■ **Work task**
Return all records exactly. Nothing may be added.

Stored data Block Start

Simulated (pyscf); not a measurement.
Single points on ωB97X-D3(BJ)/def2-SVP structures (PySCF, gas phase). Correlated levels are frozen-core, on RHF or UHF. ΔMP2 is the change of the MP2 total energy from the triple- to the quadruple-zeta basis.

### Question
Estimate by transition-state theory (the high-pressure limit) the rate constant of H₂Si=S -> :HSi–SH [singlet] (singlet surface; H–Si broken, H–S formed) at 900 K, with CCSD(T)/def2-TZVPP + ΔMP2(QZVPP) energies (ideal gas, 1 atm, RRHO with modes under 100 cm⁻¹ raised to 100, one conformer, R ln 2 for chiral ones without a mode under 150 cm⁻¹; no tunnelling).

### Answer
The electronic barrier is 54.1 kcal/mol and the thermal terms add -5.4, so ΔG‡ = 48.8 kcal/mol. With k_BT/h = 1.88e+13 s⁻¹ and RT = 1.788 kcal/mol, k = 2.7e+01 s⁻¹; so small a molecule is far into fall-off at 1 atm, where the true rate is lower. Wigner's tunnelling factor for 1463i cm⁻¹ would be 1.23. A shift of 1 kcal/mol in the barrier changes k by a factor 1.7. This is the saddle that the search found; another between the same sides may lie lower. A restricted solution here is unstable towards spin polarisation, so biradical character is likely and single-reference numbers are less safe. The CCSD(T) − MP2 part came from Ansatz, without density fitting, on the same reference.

Stored data Block End

■ **Written answer**
Simulated (pyscf); not a measurement.
Single points on ωB97X-D3(BJ)/def2-SVP structures (PySCF, gas phase). Correlated levels are frozen-core, on RHF or UHF. ΔMP2 is the change of the MP2 total energy from the triple- to the quadruple-zeta basis.

### Question
Estimate by transition-state theory (the high-pressure limit) the rate constant of H₂Si=S -> :HSi–SH [singlet] (singlet surface; H–Si broken, H–S formed) at 900 K, with CCSD(T)/def2-TZVPP + ΔMP2(QZVPP) energies (ideal gas, 1 atm, RRHO with modes under 100 cm⁻¹ raised to 100, one conformer, R ln 2 for chiral ones without a mode under 150 cm⁻¹; no tunnelling).

### Answer
The electronic barrier is 54.1 kcal/mol and the thermal terms add -5.4, so ΔG‡ = 48.8 kcal/mol. With k_BT/h = 1.88e+13 s⁻¹ and RT = 1.788 kcal/mol, k = 2.7e+01 s⁻¹; so small a molecule is far into fall-off at 1 atm, where the true rate is lower. Wigner's tunnelling factor for 1463i cm⁻¹ would be 1.23. A shift of 1 kcal/mol in the barrier changes k by a factor 1.7. This is the saddle that the search found; another between the same sides may lie lower. A restricted solution here is unstable towards spin polarisation, so biradical character is likely and single-reference numbers are less safe. The CCSD(T) − MP2 part came from Ansatz, without density fitting, on the same reference.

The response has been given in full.